Given records:
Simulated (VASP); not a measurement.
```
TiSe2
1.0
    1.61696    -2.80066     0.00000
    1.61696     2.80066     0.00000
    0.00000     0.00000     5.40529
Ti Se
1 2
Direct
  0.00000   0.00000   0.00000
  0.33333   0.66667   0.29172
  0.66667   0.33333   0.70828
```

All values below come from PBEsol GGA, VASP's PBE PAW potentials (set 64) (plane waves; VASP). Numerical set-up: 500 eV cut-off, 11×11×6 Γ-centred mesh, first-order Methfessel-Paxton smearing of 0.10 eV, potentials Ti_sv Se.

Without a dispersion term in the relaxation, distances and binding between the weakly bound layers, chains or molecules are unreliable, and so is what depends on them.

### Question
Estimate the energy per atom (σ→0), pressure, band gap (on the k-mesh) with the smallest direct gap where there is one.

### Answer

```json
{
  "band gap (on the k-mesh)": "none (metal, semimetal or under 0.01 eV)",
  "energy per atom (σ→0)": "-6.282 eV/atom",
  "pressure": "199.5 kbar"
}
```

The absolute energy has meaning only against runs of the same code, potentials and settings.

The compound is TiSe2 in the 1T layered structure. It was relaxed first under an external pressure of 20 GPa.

Work item: If a line falls between the first line of the records and the line containing "The absolute energy", inclusive, repeat it exactly; leave out all others.

Written solution:
Simulated (VASP); not a measurement.
```
TiSe2
1.0
    1.61696    -2.80066     0.00000
    1.61696     2.80066     0.00000
    0.00000     0.00000     5.40529
Ti Se
1 2
Direct
  0.00000   0.00000   0.00000
  0.33333   0.66667   0.29172
  0.66667   0.33333   0.70828
```

All values below come from PBEsol GGA, VASP's PBE PAW potentials (set 64) (plane waves; VASP). Numerical set-up: 500 eV cut-off, 11×11×6 Γ-centred mesh, first-order Methfessel-Paxton smearing of 0.10 eV, potentials Ti_sv Se.

Without a dispersion term in the relaxation, distances and binding between the weakly bound layers, chains or molecules are unreliable, and so is what depends on them.

### Question
Estimate the energy per atom (σ→0), pressure, band gap (on the k-mesh) with the smallest direct gap where there is one.

### Answer

```json
{
  "band gap (on the k-mesh)": "none (metal, semimetal or under 0.01 eV)",
  "energy per atom (σ→0)": "-6.282 eV/atom",
  "pressure": "199.5 kbar"
}
```

The absolute energy has meaning only against runs of the same code, potentials and settings.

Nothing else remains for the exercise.